**TASK ITEM**
Return exactly and only these lines: the first of the listing through the one containing "Method: DFT r2SCAN, scalar-relativistic, plane".

**PROVIDED MATERIAL**
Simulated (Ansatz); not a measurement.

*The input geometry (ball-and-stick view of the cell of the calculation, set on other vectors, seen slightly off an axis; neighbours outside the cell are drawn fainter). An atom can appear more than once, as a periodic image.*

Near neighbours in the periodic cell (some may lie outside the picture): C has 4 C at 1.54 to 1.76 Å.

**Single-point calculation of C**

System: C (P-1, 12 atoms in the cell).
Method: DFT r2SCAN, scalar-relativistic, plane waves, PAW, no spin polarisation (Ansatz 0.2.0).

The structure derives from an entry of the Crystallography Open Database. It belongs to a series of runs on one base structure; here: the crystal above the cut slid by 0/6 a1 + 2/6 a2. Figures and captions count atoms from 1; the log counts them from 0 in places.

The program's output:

**ANSWER BOX**
Simulated (Ansatz); not a measurement.

*The input geometry (ball-and-stick view of the cell of the calculation, set on other vectors, seen slightly off an axis; neighbours outside the cell are drawn fainter). An atom can appear more than once, as a periodic image.*

Near neighbours in the periodic cell (some may lie outside the picture): C has 4 C at 1.54 to 1.76 Å.

**Single-point calculation of C**

System: C (P-1, 12 atoms in the cell).
Method: DFT r2SCAN, scalar-relativistic, plane waves, PAW, no spin polarisation (Ansatz 0.2.0).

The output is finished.